• _Data provided_:
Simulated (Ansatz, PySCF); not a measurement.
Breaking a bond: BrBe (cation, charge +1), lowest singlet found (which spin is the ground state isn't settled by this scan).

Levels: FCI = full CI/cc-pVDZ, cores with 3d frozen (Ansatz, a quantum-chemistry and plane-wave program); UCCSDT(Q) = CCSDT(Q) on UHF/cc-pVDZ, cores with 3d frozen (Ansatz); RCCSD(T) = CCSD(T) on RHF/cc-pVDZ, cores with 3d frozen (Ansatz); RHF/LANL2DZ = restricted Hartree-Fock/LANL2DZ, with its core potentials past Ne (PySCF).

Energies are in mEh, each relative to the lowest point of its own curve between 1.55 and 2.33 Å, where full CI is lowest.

• _Activity_:
Transcribe the material above word for word.

• _Your solution_:
Simulated (Ansatz, PySCF); not a measurement.
Breaking a bond: BrBe (cation, charge +1), lowest singlet found (which spin is the ground state isn't settled by this scan).

Levels: FCI = full CI/cc-pVDZ, cores with 3d frozen (Ansatz, a quantum-chemistry and plane-wave program); UCCSDT(Q) = CCSDT(Q) on UHF/cc-pVDZ, cores with 3d frozen (Ansatz); RCCSD(T) = CCSD(T) on RHF/cc-pVDZ, cores with 3d frozen (Ansatz); RHF/LANL2DZ = restricted Hartree-Fock/LANL2DZ, with its core potentials past Ne (PySCF).

Energies are in mEh, each relative to the lowest point of its own curve between 1.55 and 2.33 Å, where full CI is lowest.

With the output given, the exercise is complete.